EXCERPTED RECORDS section start

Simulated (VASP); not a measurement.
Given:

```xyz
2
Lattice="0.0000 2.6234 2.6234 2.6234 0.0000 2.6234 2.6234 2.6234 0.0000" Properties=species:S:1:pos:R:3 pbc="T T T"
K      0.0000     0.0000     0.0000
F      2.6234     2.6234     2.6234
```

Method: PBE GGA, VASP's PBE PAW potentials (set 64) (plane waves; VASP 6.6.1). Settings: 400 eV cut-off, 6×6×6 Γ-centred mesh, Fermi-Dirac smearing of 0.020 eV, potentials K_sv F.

EXCERPTED RECORDS section end

*TASK ITEM*.
Exact repetition of every entry in the data is required.

*TASK SOLUTION*.
Simulated (VASP); not a measurement.
Given:

```xyz
2
Lattice="0.0000 2.6234 2.6234 2.6234 0.0000 2.6234 2.6234 2.6234 0.0000" Properties=species:S:1:pos:R:3 pbc="T T T"
K      0.0000     0.0000     0.0000
F      2.6234     2.6234     2.6234
```

Method: PBE GGA, VASP's PBE PAW potentials (set 64) (plane waves; VASP 6.6.1). Settings: 400 eV cut-off, 6×6×6 Γ-centred mesh, Fermi-Dirac smearing of 0.020 eV, potentials K_sv F.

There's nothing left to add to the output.